Action item => Below are entries. Copy exactly the lines running from the line that holds "16 atoms, charge" to the line that holds "This one command", with both ends included.

Supplied data =>
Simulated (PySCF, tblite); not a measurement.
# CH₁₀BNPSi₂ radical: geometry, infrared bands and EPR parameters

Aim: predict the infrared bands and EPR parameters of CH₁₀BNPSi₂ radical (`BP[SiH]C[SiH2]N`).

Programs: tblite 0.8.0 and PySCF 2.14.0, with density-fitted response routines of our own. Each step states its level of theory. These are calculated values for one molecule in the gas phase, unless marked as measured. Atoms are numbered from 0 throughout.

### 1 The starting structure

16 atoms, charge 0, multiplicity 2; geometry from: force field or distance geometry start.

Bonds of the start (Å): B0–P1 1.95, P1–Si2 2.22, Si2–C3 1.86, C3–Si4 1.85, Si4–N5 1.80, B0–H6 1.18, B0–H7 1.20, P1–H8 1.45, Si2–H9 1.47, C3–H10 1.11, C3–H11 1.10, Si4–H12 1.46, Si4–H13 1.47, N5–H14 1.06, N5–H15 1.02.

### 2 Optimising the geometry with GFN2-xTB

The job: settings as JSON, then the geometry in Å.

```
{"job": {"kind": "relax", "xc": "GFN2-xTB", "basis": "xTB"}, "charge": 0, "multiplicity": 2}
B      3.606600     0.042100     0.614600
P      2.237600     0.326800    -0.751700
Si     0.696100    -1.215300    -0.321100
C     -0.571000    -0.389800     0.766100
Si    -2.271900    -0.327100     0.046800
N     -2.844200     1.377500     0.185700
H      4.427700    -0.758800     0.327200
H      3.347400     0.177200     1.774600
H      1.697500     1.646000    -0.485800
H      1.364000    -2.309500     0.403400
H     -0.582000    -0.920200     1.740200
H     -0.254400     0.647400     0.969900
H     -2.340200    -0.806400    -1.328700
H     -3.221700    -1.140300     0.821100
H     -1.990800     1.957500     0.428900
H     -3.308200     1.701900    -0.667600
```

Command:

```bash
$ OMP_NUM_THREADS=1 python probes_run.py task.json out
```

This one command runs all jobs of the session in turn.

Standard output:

Written answer =>
16 atoms, charge 0, multiplicity 2; geometry from: force field or distance geometry start.

Bonds of the start (Å): B0–P1 1.95, P1–Si2 2.22, Si2–C3 1.86, C3–Si4 1.85, Si4–N5 1.80, B0–H6 1.18, B0–H7 1.20, P1–H8 1.45, Si2–H9 1.47, C3–H10 1.11, C3–H11 1.10, Si4–H12 1.46, Si4–H13 1.47, N5–H14 1.06, N5–H15 1.02.

### 2 Optimising the geometry with GFN2-xTB

The job: settings as JSON, then the geometry in Å.

```
{"job": {"kind": "relax", "xc": "GFN2-xTB", "basis": "xTB"}, "charge": 0, "multiplicity": 2}
B      3.606600     0.042100     0.614600
P      2.237600     0.326800    -0.751700
Si     0.696100    -1.215300    -0.321100
C     -0.571000    -0.389800     0.766100
Si    -2.271900    -0.327100     0.046800
N     -2.844200     1.377500     0.185700
H      4.427700    -0.758800     0.327200
H      3.347400     0.177200     1.774600
H      1.697500     1.646000    -0.485800
H      1.364000    -2.309500     0.403400
H     -0.582000    -0.920200     1.740200
H     -0.254400     0.647400     0.969900
H     -2.340200    -0.806400    -1.328700
H     -3.221700    -1.140300     0.821100
H     -1.990800     1.957500     0.428900
H     -3.308200     1.701900    -0.667600
```

Command:

```bash
$ OMP_NUM_THREADS=1 python probes_run.py task.json out
```

This one command runs all jobs of the session in turn.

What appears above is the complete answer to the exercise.